▶ _REQUIRED ACTION_:
Reproduce the following entries verbatim, each one complete.

*** DATA EXTRACT Section Begins ***
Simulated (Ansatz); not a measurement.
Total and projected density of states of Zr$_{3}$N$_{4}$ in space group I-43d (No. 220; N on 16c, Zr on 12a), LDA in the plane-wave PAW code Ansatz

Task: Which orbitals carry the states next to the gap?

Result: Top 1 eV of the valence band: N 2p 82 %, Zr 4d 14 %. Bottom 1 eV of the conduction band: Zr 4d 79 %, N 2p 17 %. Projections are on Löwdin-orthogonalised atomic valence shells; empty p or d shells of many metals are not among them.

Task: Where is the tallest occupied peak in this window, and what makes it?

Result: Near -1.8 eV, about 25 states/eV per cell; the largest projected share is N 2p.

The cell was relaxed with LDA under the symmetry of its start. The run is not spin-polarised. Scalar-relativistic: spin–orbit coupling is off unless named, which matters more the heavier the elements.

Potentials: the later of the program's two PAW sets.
*** DATA EXTRACT Section Ends ***

▶ _EXERCISE OUTPUT_:
Simulated (Ansatz); not a measurement.
Total and projected density of states of Zr$_{3}$N$_{4}$ in space group I-43d (No. 220; N on 16c, Zr on 12a), LDA in the plane-wave PAW code Ansatz

Task: Which orbitals carry the states next to the gap?

Result: Top 1 eV of the valence band: N 2p 82 %, Zr 4d 14 %. Bottom 1 eV of the conduction band: Zr 4d 79 %, N 2p 17 %. Projections are on Löwdin-orthogonalised atomic valence shells; empty p or d shells of many metals are not among them.

Task: Where is the tallest occupied peak in this window, and what makes it?

Result: Near -1.8 eV, about 25 states/eV per cell; the largest projected share is N 2p.

The cell was relaxed with LDA under the symmetry of its start. The run is not spin-polarised. Scalar-relativistic: spin–orbit coupling is off unless named, which matters more the heavier the elements.

Potentials: the later of the program's two PAW sets.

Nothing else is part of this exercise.